• _Dataset extract_
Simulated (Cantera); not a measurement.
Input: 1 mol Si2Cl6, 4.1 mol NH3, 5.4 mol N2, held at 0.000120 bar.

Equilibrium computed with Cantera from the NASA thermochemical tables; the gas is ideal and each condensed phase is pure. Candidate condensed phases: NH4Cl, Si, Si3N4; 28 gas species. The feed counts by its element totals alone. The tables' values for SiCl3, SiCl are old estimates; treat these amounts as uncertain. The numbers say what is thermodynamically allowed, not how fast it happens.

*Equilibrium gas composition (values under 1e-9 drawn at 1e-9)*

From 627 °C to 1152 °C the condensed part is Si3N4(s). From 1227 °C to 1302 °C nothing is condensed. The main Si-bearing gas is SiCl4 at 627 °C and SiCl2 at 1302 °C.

• _Required action_
Repeat the entries above exactly, beginning at their first line and ending with the line that contains "Input: 1 mol", with nothing added.

• _Expected answer_
Simulated (Cantera); not a measurement.
Input: 1 mol Si2Cl6, 4.1 mol NH3, 5.4 mol N2, held at 0.000120 bar.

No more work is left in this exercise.